__Task item__
Working from the top of the records below, reproduce each line exactly, ending once you have written the line containing "Potentials or basis: VASP".

▽

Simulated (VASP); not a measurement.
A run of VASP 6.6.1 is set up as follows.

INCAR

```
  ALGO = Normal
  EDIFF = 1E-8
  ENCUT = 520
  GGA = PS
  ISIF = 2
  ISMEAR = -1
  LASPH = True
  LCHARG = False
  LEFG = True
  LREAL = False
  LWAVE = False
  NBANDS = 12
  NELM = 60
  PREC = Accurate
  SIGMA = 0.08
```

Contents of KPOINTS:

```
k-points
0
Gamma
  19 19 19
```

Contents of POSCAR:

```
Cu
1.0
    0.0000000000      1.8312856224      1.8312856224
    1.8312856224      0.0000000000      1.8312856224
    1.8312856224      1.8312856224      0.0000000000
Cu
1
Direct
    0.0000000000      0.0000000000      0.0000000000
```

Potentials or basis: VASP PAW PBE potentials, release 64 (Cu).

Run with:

△

__Your solution__
Simulated (VASP); not a measurement.
A run of VASP 6.6.1 is set up as follows.

INCAR

```
  ALGO = Normal
  EDIFF = 1E-8
  ENCUT = 520
  GGA = PS
  ISIF = 2
  ISMEAR = -1
  LASPH = True
  LCHARG = False
  LEFG = True
  LREAL = False
  LWAVE = False
  NBANDS = 12
  NELM = 60
  PREC = Accurate
  SIGMA = 0.08
```

Contents of KPOINTS:

```
k-points
0
Gamma
  19 19 19
```

Contents of POSCAR:

```
Cu
1.0
    0.0000000000      1.8312856224      1.8312856224
    1.8312856224      0.0000000000      1.8312856224
    1.8312856224      1.8312856224      0.0000000000
Cu
1
Direct
    0.0000000000      0.0000000000      0.0000000000
```

Potentials or basis: VASP PAW PBE potentials, release 64 (Cu).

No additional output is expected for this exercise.